→ Required action
Lines from the line with "Alike in both" to the line with "VASP's potentials were" in the entries below, and only those, must be output exactly, with both ends included.

→ Available data
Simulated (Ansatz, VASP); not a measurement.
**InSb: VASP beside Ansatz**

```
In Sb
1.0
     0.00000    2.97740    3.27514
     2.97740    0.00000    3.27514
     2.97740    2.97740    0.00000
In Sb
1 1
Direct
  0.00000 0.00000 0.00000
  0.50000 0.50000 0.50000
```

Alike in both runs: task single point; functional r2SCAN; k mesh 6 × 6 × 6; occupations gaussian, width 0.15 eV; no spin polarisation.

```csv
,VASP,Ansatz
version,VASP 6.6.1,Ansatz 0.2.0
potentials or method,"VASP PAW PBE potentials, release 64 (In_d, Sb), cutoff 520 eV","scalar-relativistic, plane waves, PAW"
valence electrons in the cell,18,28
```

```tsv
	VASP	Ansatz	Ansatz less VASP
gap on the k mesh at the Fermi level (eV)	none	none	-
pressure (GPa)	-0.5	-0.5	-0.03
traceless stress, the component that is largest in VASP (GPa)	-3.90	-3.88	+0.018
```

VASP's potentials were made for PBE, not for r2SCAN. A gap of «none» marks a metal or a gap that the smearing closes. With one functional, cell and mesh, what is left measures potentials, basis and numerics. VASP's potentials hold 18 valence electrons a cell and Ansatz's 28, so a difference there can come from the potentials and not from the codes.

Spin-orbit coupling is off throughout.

→ Exercise response
Alike in both runs: task single point; functional r2SCAN; k mesh 6 × 6 × 6; occupations gaussian, width 0.15 eV; no spin polarisation.

```csv
,VASP,Ansatz
version,VASP 6.6.1,Ansatz 0.2.0
potentials or method,"VASP PAW PBE potentials, release 64 (In_d, Sb), cutoff 520 eV","scalar-relativistic, plane waves, PAW"
valence electrons in the cell,18,28
```

```tsv
	VASP	Ansatz	Ansatz less VASP
gap on the k mesh at the Fermi level (eV)	none	none	-
pressure (GPa)	-0.5	-0.5	-0.03
traceless stress, the component that is largest in VASP (GPa)	-3.90	-3.88	+0.018
```

VASP's potentials were made for PBE, not for r2SCAN. A gap of «none» marks a metal or a gap that the smearing closes. With one functional, cell and mesh, what is left measures potentials, basis and numerics. VASP's potentials hold 18 valence electrons a cell and Ansatz's 28, so a difference there can come from the potentials and not from the codes.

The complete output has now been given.